• _Raw data_

[Start of section]

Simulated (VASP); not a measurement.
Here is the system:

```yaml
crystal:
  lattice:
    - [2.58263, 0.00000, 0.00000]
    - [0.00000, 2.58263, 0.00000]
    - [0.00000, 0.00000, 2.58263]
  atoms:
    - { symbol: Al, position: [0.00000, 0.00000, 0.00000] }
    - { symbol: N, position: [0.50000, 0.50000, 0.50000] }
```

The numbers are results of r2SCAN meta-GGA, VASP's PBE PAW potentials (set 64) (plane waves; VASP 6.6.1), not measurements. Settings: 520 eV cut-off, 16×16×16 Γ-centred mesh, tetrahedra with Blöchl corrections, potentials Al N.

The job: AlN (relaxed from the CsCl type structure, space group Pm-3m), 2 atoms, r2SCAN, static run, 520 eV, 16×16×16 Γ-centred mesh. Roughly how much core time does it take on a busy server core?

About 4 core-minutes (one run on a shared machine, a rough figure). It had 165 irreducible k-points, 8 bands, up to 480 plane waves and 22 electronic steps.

[End of section]

Copy the material above, keeping every line exactly as it stands.

Simulated (VASP); not a measurement.
Here is the system:

```yaml
crystal:
  lattice:
    - [2.58263, 0.00000, 0.00000]
    - [0.00000, 2.58263, 0.00000]
    - [0.00000, 0.00000, 2.58263]
  atoms:
    - { symbol: Al, position: [0.00000, 0.00000, 0.00000] }
    - { symbol: N, position: [0.50000, 0.50000, 0.50000] }
```

The numbers are results of r2SCAN meta-GGA, VASP's PBE PAW potentials (set 64) (plane waves; VASP 6.6.1), not measurements. Settings: 520 eV cut-off, 16×16×16 Γ-centred mesh, tetrahedra with Blöchl corrections, potentials Al N.

The job: AlN (relaxed from the CsCl type structure, space group Pm-3m), 2 atoms, r2SCAN, static run, 520 eV, 16×16×16 Γ-centred mesh. Roughly how much core time does it take on a busy server core?

About 4 core-minutes (one run on a shared machine, a rough figure). It had 165 irreducible k-points, 8 bands, up to 480 plane waves and 22 electronic steps.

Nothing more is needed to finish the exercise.